## [Record set]
»»
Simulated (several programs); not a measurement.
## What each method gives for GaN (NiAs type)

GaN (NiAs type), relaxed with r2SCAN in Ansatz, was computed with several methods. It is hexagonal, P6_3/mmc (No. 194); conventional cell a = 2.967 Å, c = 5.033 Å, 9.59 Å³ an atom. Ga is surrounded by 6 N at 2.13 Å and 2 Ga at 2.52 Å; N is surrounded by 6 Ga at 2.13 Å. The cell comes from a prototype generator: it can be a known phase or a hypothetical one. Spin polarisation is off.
««

## [Brief]
Taking care to match every character, output all of the entries above.

## [Your response]
Simulated (several programs); not a measurement.
## What each method gives for GaN (NiAs type)

GaN (NiAs type), relaxed with r2SCAN in Ansatz, was computed with several methods. It is hexagonal, P6_3/mmc (No. 194); conventional cell a = 2.967 Å, c = 5.033 Å, 9.59 Å³ an atom. Ga is surrounded by 6 N at 2.13 Å and 2 Ga at 2.52 Å; N is surrounded by 6 Ga at 2.13 Å. The cell comes from a prototype generator: it can be a known phase or a hypothetical one. Spin polarisation is off.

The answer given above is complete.